» **Assignment**:
Once the line containing "Species: GeH2(CH3)2, singlet;" is found in the records below, return it and each following line exactly, up to and including the line containing "Shapes, held fixed", and nothing else.

========================================

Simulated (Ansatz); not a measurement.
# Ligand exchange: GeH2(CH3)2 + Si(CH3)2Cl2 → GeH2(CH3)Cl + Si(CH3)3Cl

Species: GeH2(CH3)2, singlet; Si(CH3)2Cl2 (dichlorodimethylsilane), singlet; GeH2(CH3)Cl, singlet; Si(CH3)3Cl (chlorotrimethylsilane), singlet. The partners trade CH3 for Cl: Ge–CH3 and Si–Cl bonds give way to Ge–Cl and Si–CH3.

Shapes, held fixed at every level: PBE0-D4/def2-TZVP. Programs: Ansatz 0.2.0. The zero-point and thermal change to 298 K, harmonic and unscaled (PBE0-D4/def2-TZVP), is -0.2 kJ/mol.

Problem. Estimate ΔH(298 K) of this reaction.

========================================

» **Worked solution**:
Species: GeH2(CH3)2, singlet; Si(CH3)2Cl2 (dichlorodimethylsilane), singlet; GeH2(CH3)Cl, singlet; Si(CH3)3Cl (chlorotrimethylsilane), singlet. The partners trade CH3 for Cl: Ge–CH3 and Si–Cl bonds give way to Ge–Cl and Si–CH3.

Shapes, held fixed at every level: PBE0-D4/def2-TZVP. Programs: Ansatz 0.2.0. The zero-point and thermal change to 298 K, harmonic and unscaled (PBE0-D4/def2-TZVP), is -0.2 kJ/mol.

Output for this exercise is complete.